_Work request_
Once you have read the data below, print all of it exactly.

Source information Block Start

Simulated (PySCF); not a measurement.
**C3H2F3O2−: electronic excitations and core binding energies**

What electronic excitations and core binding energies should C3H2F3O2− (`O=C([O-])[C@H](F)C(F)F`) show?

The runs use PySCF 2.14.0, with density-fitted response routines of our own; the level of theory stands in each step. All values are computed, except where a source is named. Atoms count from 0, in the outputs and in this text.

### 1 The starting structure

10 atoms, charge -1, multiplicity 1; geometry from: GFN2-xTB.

Source information Block End

_Expected answer_
Simulated (PySCF); not a measurement.
**C3H2F3O2−: electronic excitations and core binding energies**

What electronic excitations and core binding energies should C3H2F3O2− (`O=C([O-])[C@H](F)C(F)F`) show?

The runs use PySCF 2.14.0, with density-fitted response routines of our own; the level of theory stands in each step. All values are computed, except where a source is named. Atoms count from 0, in the outputs and in this text.

### 1 The starting structure

10 atoms, charge -1, multiplicity 1; geometry from: GFN2-xTB.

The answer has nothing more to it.